+-------+
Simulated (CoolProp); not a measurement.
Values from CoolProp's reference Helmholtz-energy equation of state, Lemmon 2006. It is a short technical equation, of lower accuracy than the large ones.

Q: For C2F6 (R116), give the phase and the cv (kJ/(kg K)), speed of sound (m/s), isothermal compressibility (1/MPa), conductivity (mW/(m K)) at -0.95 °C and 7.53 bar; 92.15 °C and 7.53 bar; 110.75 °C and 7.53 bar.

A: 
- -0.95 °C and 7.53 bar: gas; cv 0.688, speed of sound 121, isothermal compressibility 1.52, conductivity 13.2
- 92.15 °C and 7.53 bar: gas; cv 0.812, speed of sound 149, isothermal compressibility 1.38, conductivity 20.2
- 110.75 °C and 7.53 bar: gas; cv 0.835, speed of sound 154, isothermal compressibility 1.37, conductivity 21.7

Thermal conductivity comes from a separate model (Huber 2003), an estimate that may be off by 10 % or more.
+-------+

### Action item
Reproduce the material above exactly, beginning at its first line and ending with the line that holds "- 110.75 °C". Include nothing else.

### Your solution
Simulated (CoolProp); not a measurement.
Values from CoolProp's reference Helmholtz-energy equation of state, Lemmon 2006. It is a short technical equation, of lower accuracy than the large ones.

Q: For C2F6 (R116), give the phase and the cv (kJ/(kg K)), speed of sound (m/s), isothermal compressibility (1/MPa), conductivity (mW/(m K)) at -0.95 °C and 7.53 bar; 92.15 °C and 7.53 bar; 110.75 °C and 7.53 bar.

A: 
- -0.95 °C and 7.53 bar: gas; cv 0.688, speed of sound 121, isothermal compressibility 1.52, conductivity 13.2
- 92.15 °C and 7.53 bar: gas; cv 0.812, speed of sound 149, isothermal compressibility 1.38, conductivity 20.2
- 110.75 °C and 7.53 bar: gas; cv 0.835, speed of sound 154, isothermal compressibility 1.37, conductivity 21.7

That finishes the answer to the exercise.